* _REQUIREMENT_:
In the material below, transcribe every line from the first through the line holding "Hardware: 1 thread", exactly, and stop after that line.

* _DATA TO EXAMINE_:
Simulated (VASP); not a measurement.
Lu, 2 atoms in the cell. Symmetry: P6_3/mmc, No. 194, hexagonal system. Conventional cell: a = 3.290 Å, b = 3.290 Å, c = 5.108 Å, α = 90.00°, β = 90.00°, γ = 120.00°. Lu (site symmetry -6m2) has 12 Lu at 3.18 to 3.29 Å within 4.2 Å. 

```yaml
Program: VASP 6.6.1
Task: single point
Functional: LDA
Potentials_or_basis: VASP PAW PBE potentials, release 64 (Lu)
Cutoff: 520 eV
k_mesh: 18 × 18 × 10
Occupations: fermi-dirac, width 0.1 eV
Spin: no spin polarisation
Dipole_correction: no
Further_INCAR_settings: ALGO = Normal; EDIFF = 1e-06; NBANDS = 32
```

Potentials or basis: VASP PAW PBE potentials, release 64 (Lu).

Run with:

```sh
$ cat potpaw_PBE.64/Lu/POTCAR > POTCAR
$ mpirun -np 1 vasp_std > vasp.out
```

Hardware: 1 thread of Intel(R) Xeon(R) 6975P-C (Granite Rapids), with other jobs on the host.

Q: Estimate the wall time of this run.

* _EXERCISE OUTPUT_:
Simulated (VASP); not a measurement.
Lu, 2 atoms in the cell. Symmetry: P6_3/mmc, No. 194, hexagonal system. Conventional cell: a = 3.290 Å, b = 3.290 Å, c = 5.108 Å, α = 90.00°, β = 90.00°, γ = 120.00°. Lu (site symmetry -6m2) has 12 Lu at 3.18 to 3.29 Å within 4.2 Å. 

```yaml
Program: VASP 6.6.1
Task: single point
Functional: LDA
Potentials_or_basis: VASP PAW PBE potentials, release 64 (Lu)
Cutoff: 520 eV
k_mesh: 18 × 18 × 10
Occupations: fermi-dirac, width 0.1 eV
Spin: no spin polarisation
Dipole_correction: no
Further_INCAR_settings: ALGO = Normal; EDIFF = 1e-06; NBANDS = 32
```

Potentials or basis: VASP PAW PBE potentials, release 64 (Lu).

Run with:

```sh
$ cat potpaw_PBE.64/Lu/POTCAR > POTCAR
$ mpirun -np 1 vasp_std > vasp.out
```

Hardware: 1 thread of Intel(R) Xeon(R) 6975P-C (Granite Rapids), with other jobs on the host.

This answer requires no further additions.